RECORDS SHOWN:
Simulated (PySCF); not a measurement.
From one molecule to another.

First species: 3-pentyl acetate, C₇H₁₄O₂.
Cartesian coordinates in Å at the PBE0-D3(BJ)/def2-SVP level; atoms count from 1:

REQUIREMENT: The records above are to be transcribed exactly, with nothing left out.

WRITTEN RESPONSE:
Simulated (PySCF); not a measurement.
From one molecule to another.

First species: 3-pentyl acetate, C₇H₁₄O₂.
Cartesian coordinates in Å at the PBE0-D3(BJ)/def2-SVP level; atoms count from 1:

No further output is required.